■ DATASET CONTENT:
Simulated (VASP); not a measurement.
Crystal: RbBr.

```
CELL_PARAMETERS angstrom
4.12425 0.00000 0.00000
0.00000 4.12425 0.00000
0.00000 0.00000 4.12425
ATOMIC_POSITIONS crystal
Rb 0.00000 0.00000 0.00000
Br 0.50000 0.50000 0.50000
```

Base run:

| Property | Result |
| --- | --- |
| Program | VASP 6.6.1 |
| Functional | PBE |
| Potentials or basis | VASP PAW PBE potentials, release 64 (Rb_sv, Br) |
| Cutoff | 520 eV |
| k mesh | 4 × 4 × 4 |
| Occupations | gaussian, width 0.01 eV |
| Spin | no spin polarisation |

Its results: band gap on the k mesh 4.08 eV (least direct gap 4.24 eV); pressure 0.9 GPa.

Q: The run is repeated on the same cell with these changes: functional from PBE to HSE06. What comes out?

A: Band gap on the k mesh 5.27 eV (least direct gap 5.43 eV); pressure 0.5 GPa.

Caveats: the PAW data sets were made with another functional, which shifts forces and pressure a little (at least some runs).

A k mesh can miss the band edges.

■ BRIEF: An exact copy of the lines above, from the one containing "Q: The run is" down to the one containing "Caveats: the PAW" and including both, is the whole answer; retype it and nothing else.

■ ANSWER SPACE:
Q: The run is repeated on the same cell with these changes: functional from PBE to HSE06. What comes out?

A: Band gap on the k mesh 5.27 eV (least direct gap 5.43 eV); pressure 0.5 GPa.

Caveats: the PAW data sets were made with another functional, which shifts forces and pressure a little (at least some runs).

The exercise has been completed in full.